# Work instruction
Every line of the data below should be retyped exactly.

# Data to examine
-- Opening Marker --
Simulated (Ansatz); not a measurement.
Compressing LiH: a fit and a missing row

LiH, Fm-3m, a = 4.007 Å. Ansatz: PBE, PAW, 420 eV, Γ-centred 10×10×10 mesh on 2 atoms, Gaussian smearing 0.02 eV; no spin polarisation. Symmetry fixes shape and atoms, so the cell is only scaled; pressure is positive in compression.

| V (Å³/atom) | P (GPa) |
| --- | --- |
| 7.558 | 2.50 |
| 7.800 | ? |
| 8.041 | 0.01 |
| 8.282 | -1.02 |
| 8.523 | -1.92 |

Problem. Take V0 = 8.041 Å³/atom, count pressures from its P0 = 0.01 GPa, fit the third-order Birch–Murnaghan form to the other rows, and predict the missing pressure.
-- Closing Marker --

# Your response
Simulated (Ansatz); not a measurement.
Compressing LiH: a fit and a missing row

LiH, Fm-3m, a = 4.007 Å. Ansatz: PBE, PAW, 420 eV, Γ-centred 10×10×10 mesh on 2 atoms, Gaussian smearing 0.02 eV; no spin polarisation. Symmetry fixes shape and atoms, so the cell is only scaled; pressure is positive in compression.

| V (Å³/atom) | P (GPa) |
| --- | --- |
| 7.558 | 2.50 |
| 7.800 | ? |
| 8.041 | 0.01 |
| 8.282 | -1.02 |
| 8.523 | -1.92 |

Problem. Take V0 = 8.041 Å³/atom, count pressures from its P0 = 0.01 GPa, fit the third-order Birch–Murnaghan form to the other rows, and predict the missing pressure.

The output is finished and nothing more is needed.